» **Provided records**
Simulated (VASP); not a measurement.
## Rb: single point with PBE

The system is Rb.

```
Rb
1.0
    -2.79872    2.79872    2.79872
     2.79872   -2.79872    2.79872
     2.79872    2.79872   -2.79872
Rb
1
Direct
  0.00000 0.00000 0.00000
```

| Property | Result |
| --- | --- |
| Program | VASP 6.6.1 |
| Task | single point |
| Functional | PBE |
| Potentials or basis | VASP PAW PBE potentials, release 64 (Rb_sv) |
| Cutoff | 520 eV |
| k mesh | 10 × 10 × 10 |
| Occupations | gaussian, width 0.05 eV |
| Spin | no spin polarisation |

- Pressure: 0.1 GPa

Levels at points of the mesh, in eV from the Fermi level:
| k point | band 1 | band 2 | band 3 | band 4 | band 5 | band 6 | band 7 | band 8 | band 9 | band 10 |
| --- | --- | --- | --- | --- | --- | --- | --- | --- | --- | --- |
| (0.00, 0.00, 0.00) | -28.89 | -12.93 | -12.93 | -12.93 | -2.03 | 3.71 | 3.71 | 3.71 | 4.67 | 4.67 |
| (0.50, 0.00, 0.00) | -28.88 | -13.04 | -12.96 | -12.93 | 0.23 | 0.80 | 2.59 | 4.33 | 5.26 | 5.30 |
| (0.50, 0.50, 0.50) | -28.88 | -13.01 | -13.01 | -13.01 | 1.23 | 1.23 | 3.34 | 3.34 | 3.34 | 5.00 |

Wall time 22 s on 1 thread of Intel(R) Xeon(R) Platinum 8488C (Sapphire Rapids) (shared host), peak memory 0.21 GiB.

» **Activity**
Would you quote everything above from the line containing "Functional | PBE |" down to the line containing "3.34 | 5.00 |"? Include both of those lines and nothing else.

» **Answer space**
| Functional | PBE |
| Potentials or basis | VASP PAW PBE potentials, release 64 (Rb_sv) |
| Cutoff | 520 eV |
| k mesh | 10 × 10 × 10 |
| Occupations | gaussian, width 0.05 eV |
| Spin | no spin polarisation |

- Pressure: 0.1 GPa

Levels at points of the mesh, in eV from the Fermi level:
| k point | band 1 | band 2 | band 3 | band 4 | band 5 | band 6 | band 7 | band 8 | band 9 | band 10 |
| --- | --- | --- | --- | --- | --- | --- | --- | --- | --- | --- |
| (0.00, 0.00, 0.00) | -28.89 | -12.93 | -12.93 | -12.93 | -2.03 | 3.71 | 3.71 | 3.71 | 4.67 | 4.67 |
| (0.50, 0.00, 0.00) | -28.88 | -13.04 | -12.96 | -12.93 | 0.23 | 0.80 | 2.59 | 4.33 | 5.26 | 5.30 |
| (0.50, 0.50, 0.50) | -28.88 | -13.01 | -13.01 | -13.01 | 1.23 | 1.23 | 3.34 | 3.34 | 3.34 | 5.00 |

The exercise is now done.